* [ACTION ITEM]:
In full and without changes, output the data.

* [RECORD SET]:
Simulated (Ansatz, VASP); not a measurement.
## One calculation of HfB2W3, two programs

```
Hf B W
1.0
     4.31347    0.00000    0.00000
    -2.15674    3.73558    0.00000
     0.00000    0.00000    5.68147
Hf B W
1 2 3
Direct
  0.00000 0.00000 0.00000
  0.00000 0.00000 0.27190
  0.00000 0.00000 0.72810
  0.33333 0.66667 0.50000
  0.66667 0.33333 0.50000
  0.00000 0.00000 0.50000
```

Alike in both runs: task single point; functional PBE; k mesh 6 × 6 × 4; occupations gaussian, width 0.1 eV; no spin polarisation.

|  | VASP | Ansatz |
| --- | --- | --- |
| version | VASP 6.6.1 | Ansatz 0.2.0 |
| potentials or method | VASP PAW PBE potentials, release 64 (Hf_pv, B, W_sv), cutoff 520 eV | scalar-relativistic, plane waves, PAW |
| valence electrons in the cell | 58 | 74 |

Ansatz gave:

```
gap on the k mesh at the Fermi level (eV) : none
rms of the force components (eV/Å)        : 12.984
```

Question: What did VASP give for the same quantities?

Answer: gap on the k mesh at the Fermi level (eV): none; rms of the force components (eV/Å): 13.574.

* [TASK SOLUTION]:
Simulated (Ansatz, VASP); not a measurement.
## One calculation of HfB2W3, two programs

```
Hf B W
1.0
     4.31347    0.00000    0.00000
    -2.15674    3.73558    0.00000
     0.00000    0.00000    5.68147
Hf B W
1 2 3
Direct
  0.00000 0.00000 0.00000
  0.00000 0.00000 0.27190
  0.00000 0.00000 0.72810
  0.33333 0.66667 0.50000
  0.66667 0.33333 0.50000
  0.00000 0.00000 0.50000
```

Alike in both runs: task single point; functional PBE; k mesh 6 × 6 × 4; occupations gaussian, width 0.1 eV; no spin polarisation.

|  | VASP | Ansatz |
| --- | --- | --- |
| version | VASP 6.6.1 | Ansatz 0.2.0 |
| potentials or method | VASP PAW PBE potentials, release 64 (Hf_pv, B, W_sv), cutoff 520 eV | scalar-relativistic, plane waves, PAW |
| valence electrons in the cell | 58 | 74 |

Ansatz gave:

```
gap on the k mesh at the Fermi level (eV) : none
rms of the force components (eV/Å)        : 12.984
```

Question: What did VASP give for the same quantities?

Answer: gap on the k mesh at the Fermi level (eV): none; rms of the force components (eV/Å): 13.574.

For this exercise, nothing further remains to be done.